== Segment start ==

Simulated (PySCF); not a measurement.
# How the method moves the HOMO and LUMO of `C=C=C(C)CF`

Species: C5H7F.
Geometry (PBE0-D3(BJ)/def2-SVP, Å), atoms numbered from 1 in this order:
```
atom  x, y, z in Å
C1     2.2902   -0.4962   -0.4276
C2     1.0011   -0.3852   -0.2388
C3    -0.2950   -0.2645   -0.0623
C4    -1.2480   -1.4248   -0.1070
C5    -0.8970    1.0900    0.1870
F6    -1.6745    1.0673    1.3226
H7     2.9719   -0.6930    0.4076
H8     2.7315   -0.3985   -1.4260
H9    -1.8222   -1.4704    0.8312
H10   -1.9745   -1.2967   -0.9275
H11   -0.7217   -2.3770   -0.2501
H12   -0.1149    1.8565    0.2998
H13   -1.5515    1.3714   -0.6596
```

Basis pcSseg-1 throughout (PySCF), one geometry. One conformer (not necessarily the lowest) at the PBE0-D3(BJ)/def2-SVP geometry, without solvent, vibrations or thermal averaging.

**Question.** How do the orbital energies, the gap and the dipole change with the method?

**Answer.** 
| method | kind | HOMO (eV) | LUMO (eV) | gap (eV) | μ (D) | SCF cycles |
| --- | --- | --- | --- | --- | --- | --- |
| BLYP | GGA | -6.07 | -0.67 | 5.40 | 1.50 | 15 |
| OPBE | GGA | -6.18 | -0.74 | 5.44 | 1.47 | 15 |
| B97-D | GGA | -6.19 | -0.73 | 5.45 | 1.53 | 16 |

== Segment end ==

### [Task item]
Everything in the data above should be output exactly as it stands.

### [Exercise response]
Simulated (PySCF); not a measurement.
# How the method moves the HOMO and LUMO of `C=C=C(C)CF`

Species: C5H7F.
Geometry (PBE0-D3(BJ)/def2-SVP, Å), atoms numbered from 1 in this order:
```
atom  x, y, z in Å
C1     2.2902   -0.4962   -0.4276
C2     1.0011   -0.3852   -0.2388
C3    -0.2950   -0.2645   -0.0623
C4    -1.2480   -1.4248   -0.1070
C5    -0.8970    1.0900    0.1870
F6    -1.6745    1.0673    1.3226
H7     2.9719   -0.6930    0.4076
H8     2.7315   -0.3985   -1.4260
H9    -1.8222   -1.4704    0.8312
H10   -1.9745   -1.2967   -0.9275
H11   -0.7217   -2.3770   -0.2501
H12   -0.1149    1.8565    0.2998
H13   -1.5515    1.3714   -0.6596
```

Basis pcSseg-1 throughout (PySCF), one geometry. One conformer (not necessarily the lowest) at the PBE0-D3(BJ)/def2-SVP geometry, without solvent, vibrations or thermal averaging.

**Question.** How do the orbital energies, the gap and the dipole change with the method?

**Answer.** 
| method | kind | HOMO (eV) | LUMO (eV) | gap (eV) | μ (D) | SCF cycles |
| --- | --- | --- | --- | --- | --- | --- |
| BLYP | GGA | -6.07 | -0.67 | 5.40 | 1.50 | 15 |
| OPBE | GGA | -6.18 | -0.74 | 5.44 | 1.47 | 15 |
| B97-D | GGA | -6.19 | -0.73 | 5.45 | 1.53 | 16 |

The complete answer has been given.